Extracted entries:

....

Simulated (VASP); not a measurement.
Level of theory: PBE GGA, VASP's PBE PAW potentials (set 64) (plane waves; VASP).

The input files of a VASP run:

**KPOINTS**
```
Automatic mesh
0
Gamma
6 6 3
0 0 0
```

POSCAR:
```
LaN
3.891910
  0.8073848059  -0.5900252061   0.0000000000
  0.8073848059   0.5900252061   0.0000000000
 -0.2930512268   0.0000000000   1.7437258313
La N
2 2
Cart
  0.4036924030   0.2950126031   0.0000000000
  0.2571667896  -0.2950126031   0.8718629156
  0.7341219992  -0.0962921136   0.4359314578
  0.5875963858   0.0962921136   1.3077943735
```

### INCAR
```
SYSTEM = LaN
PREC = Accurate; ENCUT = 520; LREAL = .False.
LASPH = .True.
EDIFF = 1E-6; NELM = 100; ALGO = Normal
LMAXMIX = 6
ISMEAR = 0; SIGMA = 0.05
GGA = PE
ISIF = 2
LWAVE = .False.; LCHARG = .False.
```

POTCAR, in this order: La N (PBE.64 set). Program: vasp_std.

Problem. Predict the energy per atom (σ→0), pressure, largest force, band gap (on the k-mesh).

....

Action item:
Would you write out all the records exactly as they read?

Written answer:
Simulated (VASP); not a measurement.
Level of theory: PBE GGA, VASP's PBE PAW potentials (set 64) (plane waves; VASP).

The input files of a VASP run:

**KPOINTS**
```
Automatic mesh
0
Gamma
6 6 3
0 0 0
```

POSCAR:
```
LaN
3.891910
  0.8073848059  -0.5900252061   0.0000000000
  0.8073848059   0.5900252061   0.0000000000
 -0.2930512268   0.0000000000   1.7437258313
La N
2 2
Cart
  0.4036924030   0.2950126031   0.0000000000
  0.2571667896  -0.2950126031   0.8718629156
  0.7341219992  -0.0962921136   0.4359314578
  0.5875963858   0.0962921136   1.3077943735
```

### INCAR
```
SYSTEM = LaN
PREC = Accurate; ENCUT = 520; LREAL = .False.
LASPH = .True.
EDIFF = 1E-6; NELM = 100; ALGO = Normal
LMAXMIX = 6
ISMEAR = 0; SIGMA = 0.05
GGA = PE
ISIF = 2
LWAVE = .False.; LCHARG = .False.
```

POTCAR, in this order: La N (PBE.64 set). Program: vasp_std.

Problem. Predict the energy per atom (σ→0), pressure, largest force, band gap (on the k-mesh).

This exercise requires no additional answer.